Would you please return all of the entries below exactly as shown?

======== Data for analysis

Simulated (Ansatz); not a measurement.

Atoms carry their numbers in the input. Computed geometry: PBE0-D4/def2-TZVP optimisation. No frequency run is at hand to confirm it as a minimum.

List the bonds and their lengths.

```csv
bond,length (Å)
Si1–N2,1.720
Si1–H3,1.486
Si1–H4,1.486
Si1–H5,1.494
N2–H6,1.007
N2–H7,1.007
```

================

> **Solution**
Simulated (Ansatz); not a measurement.

Atoms carry their numbers in the input. Computed geometry: PBE0-D4/def2-TZVP optimisation. No frequency run is at hand to confirm it as a minimum.

List the bonds and their lengths.

```csv
bond,length (Å)
Si1–N2,1.720
Si1–H3,1.486
Si1–H4,1.486
Si1–H5,1.494
N2–H6,1.007
N2–H7,1.007
```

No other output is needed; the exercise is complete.